▶ Entries supplied:
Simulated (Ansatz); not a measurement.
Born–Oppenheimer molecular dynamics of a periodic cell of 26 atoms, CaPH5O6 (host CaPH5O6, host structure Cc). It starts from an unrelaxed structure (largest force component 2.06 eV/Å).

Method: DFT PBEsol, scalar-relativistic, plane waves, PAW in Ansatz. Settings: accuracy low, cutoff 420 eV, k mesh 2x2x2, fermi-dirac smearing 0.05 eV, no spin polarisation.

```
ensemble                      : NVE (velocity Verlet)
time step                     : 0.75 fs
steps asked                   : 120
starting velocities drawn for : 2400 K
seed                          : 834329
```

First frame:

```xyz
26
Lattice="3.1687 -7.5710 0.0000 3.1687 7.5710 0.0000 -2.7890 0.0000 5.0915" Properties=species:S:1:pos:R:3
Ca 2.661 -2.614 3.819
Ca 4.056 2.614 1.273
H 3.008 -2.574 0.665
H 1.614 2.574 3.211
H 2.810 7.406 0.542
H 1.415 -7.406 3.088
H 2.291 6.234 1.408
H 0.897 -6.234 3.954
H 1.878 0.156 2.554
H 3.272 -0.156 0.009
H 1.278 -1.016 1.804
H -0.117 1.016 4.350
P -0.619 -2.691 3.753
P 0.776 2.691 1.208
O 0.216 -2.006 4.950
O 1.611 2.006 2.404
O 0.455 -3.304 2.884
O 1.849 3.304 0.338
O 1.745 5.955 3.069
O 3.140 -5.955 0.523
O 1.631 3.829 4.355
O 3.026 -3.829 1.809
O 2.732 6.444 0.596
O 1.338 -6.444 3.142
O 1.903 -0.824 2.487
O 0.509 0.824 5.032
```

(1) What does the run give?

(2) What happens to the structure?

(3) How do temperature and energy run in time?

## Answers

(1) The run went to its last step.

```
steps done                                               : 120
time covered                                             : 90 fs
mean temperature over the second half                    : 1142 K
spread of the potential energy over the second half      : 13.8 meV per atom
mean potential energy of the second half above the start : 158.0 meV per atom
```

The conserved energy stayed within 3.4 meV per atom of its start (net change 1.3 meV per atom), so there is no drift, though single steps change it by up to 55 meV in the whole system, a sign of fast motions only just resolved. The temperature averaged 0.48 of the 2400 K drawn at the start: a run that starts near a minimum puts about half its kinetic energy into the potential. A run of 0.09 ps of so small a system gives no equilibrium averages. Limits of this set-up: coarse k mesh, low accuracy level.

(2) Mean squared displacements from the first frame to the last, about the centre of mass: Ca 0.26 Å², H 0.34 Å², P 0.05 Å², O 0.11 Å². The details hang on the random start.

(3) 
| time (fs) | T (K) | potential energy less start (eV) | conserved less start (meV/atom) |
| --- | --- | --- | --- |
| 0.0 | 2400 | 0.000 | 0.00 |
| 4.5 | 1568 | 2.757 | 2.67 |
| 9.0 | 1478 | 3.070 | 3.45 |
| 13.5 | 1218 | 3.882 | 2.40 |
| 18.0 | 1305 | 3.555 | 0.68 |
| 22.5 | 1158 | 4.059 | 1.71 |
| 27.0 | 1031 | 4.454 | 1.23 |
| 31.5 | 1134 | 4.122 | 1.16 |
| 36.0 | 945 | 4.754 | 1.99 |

▶ Assignment: Once you find the line containing "Born–Oppenheimer molecular dynamics", stop: reproduce exactly that line and every line of the data before it, and nothing else.

▶ Result:
Simulated (Ansatz); not a measurement.
Born–Oppenheimer molecular dynamics of a periodic cell of 26 atoms, CaPH5O6 (host CaPH5O6, host structure Cc). It starts from an unrelaxed structure (largest force component 2.06 eV/Å).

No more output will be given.